### EXERCISE
Print the listing exactly, but only as far as the line containing "The crystal is". The first line and that line are both included.

-- Opening Marker --

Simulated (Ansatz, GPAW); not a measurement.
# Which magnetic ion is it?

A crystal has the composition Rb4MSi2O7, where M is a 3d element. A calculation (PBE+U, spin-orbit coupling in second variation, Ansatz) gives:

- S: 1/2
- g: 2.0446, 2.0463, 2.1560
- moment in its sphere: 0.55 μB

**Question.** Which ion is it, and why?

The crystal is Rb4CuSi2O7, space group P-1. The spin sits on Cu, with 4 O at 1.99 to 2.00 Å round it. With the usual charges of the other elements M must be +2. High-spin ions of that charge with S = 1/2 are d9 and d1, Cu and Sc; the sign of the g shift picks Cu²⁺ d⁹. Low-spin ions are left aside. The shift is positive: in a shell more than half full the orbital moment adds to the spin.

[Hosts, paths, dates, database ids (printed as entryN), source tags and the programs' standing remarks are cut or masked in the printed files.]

-- Closing Marker --

### WRITTEN RESPONSE
Simulated (Ansatz, GPAW); not a measurement.
# Which magnetic ion is it?

A crystal has the composition Rb4MSi2O7, where M is a 3d element. A calculation (PBE+U, spin-orbit coupling in second variation, Ansatz) gives:

- S: 1/2
- g: 2.0446, 2.0463, 2.1560
- moment in its sphere: 0.55 μB

**Question.** Which ion is it, and why?

The crystal is Rb4CuSi2O7, space group P-1. The spin sits on Cu, with 4 O at 1.99 to 2.00 Å round it. With the usual charges of the other elements M must be +2. High-spin ions of that charge with S = 1/2 are d9 and d1, Cu and Sc; the sign of the g shift picks Cu²⁺ d⁹. Low-spin ions are left aside. The shift is positive: in a shell more than half full the orbital moment adds to the spin.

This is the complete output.